_Requirement_. Start at the first line of the listing below. Write out each line exactly, stopping after the one that contains "Against the tightest".

----- Stored data

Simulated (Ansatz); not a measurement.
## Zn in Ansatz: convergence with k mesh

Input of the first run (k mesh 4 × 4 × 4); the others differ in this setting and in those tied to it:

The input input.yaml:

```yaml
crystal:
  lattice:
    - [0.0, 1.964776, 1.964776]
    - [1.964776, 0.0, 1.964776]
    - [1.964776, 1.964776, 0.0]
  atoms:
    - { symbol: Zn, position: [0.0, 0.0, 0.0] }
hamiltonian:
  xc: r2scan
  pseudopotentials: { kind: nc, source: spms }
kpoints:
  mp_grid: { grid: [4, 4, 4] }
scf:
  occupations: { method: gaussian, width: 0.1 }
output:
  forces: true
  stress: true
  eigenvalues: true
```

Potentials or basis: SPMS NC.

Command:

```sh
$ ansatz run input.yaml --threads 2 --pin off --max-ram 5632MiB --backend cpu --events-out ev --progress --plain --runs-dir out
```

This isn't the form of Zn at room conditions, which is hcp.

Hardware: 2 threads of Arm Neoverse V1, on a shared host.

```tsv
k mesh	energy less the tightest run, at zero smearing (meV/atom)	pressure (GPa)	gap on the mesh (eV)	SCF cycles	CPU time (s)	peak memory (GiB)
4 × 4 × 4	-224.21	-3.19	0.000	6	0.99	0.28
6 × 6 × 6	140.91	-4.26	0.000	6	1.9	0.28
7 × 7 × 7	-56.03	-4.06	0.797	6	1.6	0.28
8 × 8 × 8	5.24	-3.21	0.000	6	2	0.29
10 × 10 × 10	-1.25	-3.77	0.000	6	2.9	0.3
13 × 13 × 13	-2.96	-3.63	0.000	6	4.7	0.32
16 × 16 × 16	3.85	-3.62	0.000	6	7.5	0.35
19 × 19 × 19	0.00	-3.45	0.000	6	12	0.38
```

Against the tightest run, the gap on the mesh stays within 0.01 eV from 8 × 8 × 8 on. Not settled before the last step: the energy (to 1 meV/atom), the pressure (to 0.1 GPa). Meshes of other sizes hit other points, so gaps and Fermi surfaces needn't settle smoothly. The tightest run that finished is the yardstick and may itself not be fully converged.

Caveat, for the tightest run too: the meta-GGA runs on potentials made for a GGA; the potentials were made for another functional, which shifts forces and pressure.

----------

_Written answer_.
Simulated (Ansatz); not a measurement.
## Zn in Ansatz: convergence with k mesh

Input of the first run (k mesh 4 × 4 × 4); the others differ in this setting and in those tied to it:

The input input.yaml:

```yaml
crystal:
  lattice:
    - [0.0, 1.964776, 1.964776]
    - [1.964776, 0.0, 1.964776]
    - [1.964776, 1.964776, 0.0]
  atoms:
    - { symbol: Zn, position: [0.0, 0.0, 0.0] }
hamiltonian:
  xc: r2scan
  pseudopotentials: { kind: nc, source: spms }
kpoints:
  mp_grid: { grid: [4, 4, 4] }
scf:
  occupations: { method: gaussian, width: 0.1 }
output:
  forces: true
  stress: true
  eigenvalues: true
```

Potentials or basis: SPMS NC.

Command:

```sh
$ ansatz run input.yaml --threads 2 --pin off --max-ram 5632MiB --backend cpu --events-out ev --progress --plain --runs-dir out
```

This isn't the form of Zn at room conditions, which is hcp.

Hardware: 2 threads of Arm Neoverse V1, on a shared host.

```tsv
k mesh	energy less the tightest run, at zero smearing (meV/atom)	pressure (GPa)	gap on the mesh (eV)	SCF cycles	CPU time (s)	peak memory (GiB)
4 × 4 × 4	-224.21	-3.19	0.000	6	0.99	0.28
6 × 6 × 6	140.91	-4.26	0.000	6	1.9	0.28
7 × 7 × 7	-56.03	-4.06	0.797	6	1.6	0.28
8 × 8 × 8	5.24	-3.21	0.000	6	2	0.29
10 × 10 × 10	-1.25	-3.77	0.000	6	2.9	0.3
13 × 13 × 13	-2.96	-3.63	0.000	6	4.7	0.32
16 × 16 × 16	3.85	-3.62	0.000	6	7.5	0.35
19 × 19 × 19	0.00	-3.45	0.000	6	12	0.38
```

Against the tightest run, the gap on the mesh stays within 0.01 eV from 8 × 8 × 8 on. Not settled before the last step: the energy (to 1 meV/atom), the pressure (to 0.1 GPa). Meshes of other sizes hit other points, so gaps and Fermi surfaces needn't settle smoothly. The tightest run that finished is the yardstick and may itself not be fully converged.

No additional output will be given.